All of the records must come back exactly as they were given.

┌──
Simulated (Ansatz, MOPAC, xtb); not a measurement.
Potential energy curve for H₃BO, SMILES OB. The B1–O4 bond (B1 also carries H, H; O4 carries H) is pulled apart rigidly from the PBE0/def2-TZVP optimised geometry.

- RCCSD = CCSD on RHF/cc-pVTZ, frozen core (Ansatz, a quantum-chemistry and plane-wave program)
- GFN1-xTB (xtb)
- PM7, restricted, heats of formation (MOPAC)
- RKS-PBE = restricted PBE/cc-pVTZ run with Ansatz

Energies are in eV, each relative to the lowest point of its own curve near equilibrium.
└──

Exercise solution
Simulated (Ansatz, MOPAC, xtb); not a measurement.
Potential energy curve for H₃BO, SMILES OB. The B1–O4 bond (B1 also carries H, H; O4 carries H) is pulled apart rigidly from the PBE0/def2-TZVP optimised geometry.

- RCCSD = CCSD on RHF/cc-pVTZ, frozen core (Ansatz, a quantum-chemistry and plane-wave program)
- GFN1-xTB (xtb)
- PM7, restricted, heats of formation (MOPAC)
- RKS-PBE = restricted PBE/cc-pVTZ run with Ansatz

Energies are in eV, each relative to the lowest point of its own curve near equilibrium.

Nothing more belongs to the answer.